_GIVEN DATA_
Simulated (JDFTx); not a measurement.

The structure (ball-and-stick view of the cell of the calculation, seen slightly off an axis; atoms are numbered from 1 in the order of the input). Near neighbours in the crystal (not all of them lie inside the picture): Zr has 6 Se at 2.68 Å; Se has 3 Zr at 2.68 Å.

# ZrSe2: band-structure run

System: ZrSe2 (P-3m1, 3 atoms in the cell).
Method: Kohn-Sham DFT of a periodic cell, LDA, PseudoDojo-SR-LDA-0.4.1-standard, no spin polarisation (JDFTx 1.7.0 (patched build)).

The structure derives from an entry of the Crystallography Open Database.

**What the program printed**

_WORK INSTRUCTION_
Produce only the lines from the line containing "Method: Kohn-Sham DFT" through the line containing "The structure derives", inclusive of both, exactly as they stand in the entries above.

_TASK SOLUTION_
Method: Kohn-Sham DFT of a periodic cell, LDA, PseudoDojo-SR-LDA-0.4.1-standard, no spin polarisation (JDFTx 1.7.0 (patched build)).

The structure derives from an entry of the Crystallography Open Database.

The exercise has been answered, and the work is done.